* **Excerpted records**:
########

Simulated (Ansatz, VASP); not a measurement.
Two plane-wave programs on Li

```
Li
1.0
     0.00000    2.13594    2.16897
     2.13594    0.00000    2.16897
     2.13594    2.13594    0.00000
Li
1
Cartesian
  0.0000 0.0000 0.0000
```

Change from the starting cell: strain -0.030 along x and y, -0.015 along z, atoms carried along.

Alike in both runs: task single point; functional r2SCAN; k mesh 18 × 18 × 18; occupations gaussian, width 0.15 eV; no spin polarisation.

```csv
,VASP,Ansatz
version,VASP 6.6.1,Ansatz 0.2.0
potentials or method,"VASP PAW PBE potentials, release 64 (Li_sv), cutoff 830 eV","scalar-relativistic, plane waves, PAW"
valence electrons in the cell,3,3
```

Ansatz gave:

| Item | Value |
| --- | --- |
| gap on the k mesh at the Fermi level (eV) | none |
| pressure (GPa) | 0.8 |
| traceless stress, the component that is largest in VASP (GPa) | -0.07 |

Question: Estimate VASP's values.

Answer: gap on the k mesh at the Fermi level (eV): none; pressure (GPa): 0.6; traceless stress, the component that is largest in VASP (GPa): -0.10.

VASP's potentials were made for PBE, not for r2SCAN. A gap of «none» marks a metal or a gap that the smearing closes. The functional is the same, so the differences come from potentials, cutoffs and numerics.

########

* **Work task**:
Above are the records; print exactly the lines from the line with "Alike in both" to the line with "Answer: gap on", including both, and nothing else.

* **Task solution**:
Alike in both runs: task single point; functional r2SCAN; k mesh 18 × 18 × 18; occupations gaussian, width 0.15 eV; no spin polarisation.

```csv
,VASP,Ansatz
version,VASP 6.6.1,Ansatz 0.2.0
potentials or method,"VASP PAW PBE potentials, release 64 (Li_sv), cutoff 830 eV","scalar-relativistic, plane waves, PAW"
valence electrons in the cell,3,3
```

Ansatz gave:

| Item | Value |
| --- | --- |
| gap on the k mesh at the Fermi level (eV) | none |
| pressure (GPa) | 0.8 |
| traceless stress, the component that is largest in VASP (GPa) | -0.07 |

Question: Estimate VASP's values.

Answer: gap on the k mesh at the Fermi level (eV): none; pressure (GPa): 0.6; traceless stress, the component that is largest in VASP (GPa): -0.10.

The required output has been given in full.